Each line below needs to be duplicated without alteration.

::::::::::
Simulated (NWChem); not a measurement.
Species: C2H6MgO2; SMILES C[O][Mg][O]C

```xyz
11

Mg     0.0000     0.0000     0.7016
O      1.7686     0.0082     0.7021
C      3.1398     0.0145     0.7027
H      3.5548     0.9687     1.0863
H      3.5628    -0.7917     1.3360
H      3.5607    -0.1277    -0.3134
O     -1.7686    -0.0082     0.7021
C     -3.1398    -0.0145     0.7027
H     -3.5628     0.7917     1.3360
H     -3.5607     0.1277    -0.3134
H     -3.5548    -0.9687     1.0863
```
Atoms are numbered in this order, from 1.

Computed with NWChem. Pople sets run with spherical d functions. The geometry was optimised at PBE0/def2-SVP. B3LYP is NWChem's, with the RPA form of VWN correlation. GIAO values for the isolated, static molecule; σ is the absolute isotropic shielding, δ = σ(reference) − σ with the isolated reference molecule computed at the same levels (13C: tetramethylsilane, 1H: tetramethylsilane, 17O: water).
::::::::::

# Reply
Simulated (NWChem); not a measurement.
Species: C2H6MgO2; SMILES C[O][Mg][O]C

```xyz
11

Mg     0.0000     0.0000     0.7016
O      1.7686     0.0082     0.7021
C      3.1398     0.0145     0.7027
H      3.5548     0.9687     1.0863
H      3.5628    -0.7917     1.3360
H      3.5607    -0.1277    -0.3134
O     -1.7686    -0.0082     0.7021
C     -3.1398    -0.0145     0.7027
H     -3.5628     0.7917     1.3360
H     -3.5607     0.1277    -0.3134
H     -3.5548    -0.9687     1.0863
```
Atoms are numbered in this order, from 1.

Computed with NWChem. Pople sets run with spherical d functions. The geometry was optimised at PBE0/def2-SVP. B3LYP is NWChem's, with the RPA form of VWN correlation. GIAO values for the isolated, static molecule; σ is the absolute isotropic shielding, δ = σ(reference) − σ with the isolated reference molecule computed at the same levels (13C: tetramethylsilane, 1H: tetramethylsilane, 17O: water).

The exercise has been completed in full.